Dataset Start Marker

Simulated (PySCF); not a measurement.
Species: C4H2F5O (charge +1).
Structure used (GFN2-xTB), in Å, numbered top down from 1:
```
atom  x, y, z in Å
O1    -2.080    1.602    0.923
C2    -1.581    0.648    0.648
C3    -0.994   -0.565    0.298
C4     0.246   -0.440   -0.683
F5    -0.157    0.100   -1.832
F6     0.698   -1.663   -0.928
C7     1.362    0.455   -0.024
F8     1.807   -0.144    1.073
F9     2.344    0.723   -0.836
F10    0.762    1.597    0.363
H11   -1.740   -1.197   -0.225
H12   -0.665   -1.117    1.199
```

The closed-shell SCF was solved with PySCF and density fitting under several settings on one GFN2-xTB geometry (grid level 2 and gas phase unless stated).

Dataset End Marker

Would you reproduce the material above in full, exactly as given?

Simulated (PySCF); not a measurement.
Species: C4H2F5O (charge +1).
Structure used (GFN2-xTB), in Å, numbered top down from 1:
```
atom  x, y, z in Å
O1    -2.080    1.602    0.923
C2    -1.581    0.648    0.648
C3    -0.994   -0.565    0.298
C4     0.246   -0.440   -0.683
F5    -0.157    0.100   -1.832
F6     0.698   -1.663   -0.928
C7     1.362    0.455   -0.024
F8     1.807   -0.144    1.073
F9     2.344    0.723   -0.836
F10    0.762    1.597    0.363
H11   -1.740   -1.197   -0.225
H12   -0.665   -1.117    1.199
```

The closed-shell SCF was solved with PySCF and density fitting under several settings on one GFN2-xTB geometry (grid level 2 and gas phase unless stated).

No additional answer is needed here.